===== Material provided =====

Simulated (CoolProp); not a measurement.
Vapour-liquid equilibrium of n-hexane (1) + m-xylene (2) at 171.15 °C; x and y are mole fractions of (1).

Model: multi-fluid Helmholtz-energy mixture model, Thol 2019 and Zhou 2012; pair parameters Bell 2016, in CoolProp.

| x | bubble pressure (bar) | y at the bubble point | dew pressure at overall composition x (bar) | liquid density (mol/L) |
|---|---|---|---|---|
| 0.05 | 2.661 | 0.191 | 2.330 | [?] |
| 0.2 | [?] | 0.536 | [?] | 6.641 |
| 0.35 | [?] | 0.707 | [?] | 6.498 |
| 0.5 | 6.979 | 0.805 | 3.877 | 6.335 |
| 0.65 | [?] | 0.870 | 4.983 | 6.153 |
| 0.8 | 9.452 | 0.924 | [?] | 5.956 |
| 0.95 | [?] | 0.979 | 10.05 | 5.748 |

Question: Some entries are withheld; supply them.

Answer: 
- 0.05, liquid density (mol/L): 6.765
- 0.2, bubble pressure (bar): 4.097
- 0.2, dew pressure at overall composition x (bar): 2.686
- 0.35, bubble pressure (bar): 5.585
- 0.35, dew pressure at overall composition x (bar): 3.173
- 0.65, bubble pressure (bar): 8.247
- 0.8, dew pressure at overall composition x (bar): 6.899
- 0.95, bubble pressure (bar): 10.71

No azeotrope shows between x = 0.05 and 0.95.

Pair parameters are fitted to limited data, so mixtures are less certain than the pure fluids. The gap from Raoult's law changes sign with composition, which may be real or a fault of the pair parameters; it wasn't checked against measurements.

=====

- **Work item**
Return exactly the lines that run from the top of the listing above to the line containing "0.191 | 2.330 | [?] |", please, keeping both end lines and leaving out everything else.

- **Solution**
Simulated (CoolProp); not a measurement.
Vapour-liquid equilibrium of n-hexane (1) + m-xylene (2) at 171.15 °C; x and y are mole fractions of (1).

Model: multi-fluid Helmholtz-energy mixture model, Thol 2019 and Zhou 2012; pair parameters Bell 2016, in CoolProp.

| x | bubble pressure (bar) | y at the bubble point | dew pressure at overall composition x (bar) | liquid density (mol/L) |
|---|---|---|---|---|
| 0.05 | 2.661 | 0.191 | 2.330 | [?] |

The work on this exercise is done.